▶ **Work order**:
Between the line containing "Simulation output from" and the line containing "Atoms and the" lies a run of lines; give that run again exactly, with both of those lines, and nothing else from the entries below.

= Beginning of Section =
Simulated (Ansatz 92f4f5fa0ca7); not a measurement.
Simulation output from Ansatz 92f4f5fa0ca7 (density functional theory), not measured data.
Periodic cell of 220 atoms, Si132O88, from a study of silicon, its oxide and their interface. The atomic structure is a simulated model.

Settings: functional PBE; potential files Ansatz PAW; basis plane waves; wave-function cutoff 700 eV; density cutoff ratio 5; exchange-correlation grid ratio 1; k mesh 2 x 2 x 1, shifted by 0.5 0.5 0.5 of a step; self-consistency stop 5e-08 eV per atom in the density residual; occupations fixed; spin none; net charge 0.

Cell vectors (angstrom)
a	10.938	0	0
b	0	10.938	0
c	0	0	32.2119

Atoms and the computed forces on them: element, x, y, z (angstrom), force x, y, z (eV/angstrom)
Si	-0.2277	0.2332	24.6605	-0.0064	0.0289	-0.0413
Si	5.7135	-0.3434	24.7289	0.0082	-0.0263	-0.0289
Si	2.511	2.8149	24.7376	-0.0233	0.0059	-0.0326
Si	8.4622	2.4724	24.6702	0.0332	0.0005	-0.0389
= End of Section =

▶ **Response**:
Simulation output from Ansatz 92f4f5fa0ca7 (density functional theory), not measured data.
Periodic cell of 220 atoms, Si132O88, from a study of silicon, its oxide and their interface. The atomic structure is a simulated model.

Settings: functional PBE; potential files Ansatz PAW; basis plane waves; wave-function cutoff 700 eV; density cutoff ratio 5; exchange-correlation grid ratio 1; k mesh 2 x 2 x 1, shifted by 0.5 0.5 0.5 of a step; self-consistency stop 5e-08 eV per atom in the density residual; occupations fixed; spin none; net charge 0.

Cell vectors (angstrom)
a	10.938	0	0
b	0	10.938	0
c	0	0	32.2119

Atoms and the computed forces on them: element, x, y, z (angstrom), force x, y, z (eV/angstrom)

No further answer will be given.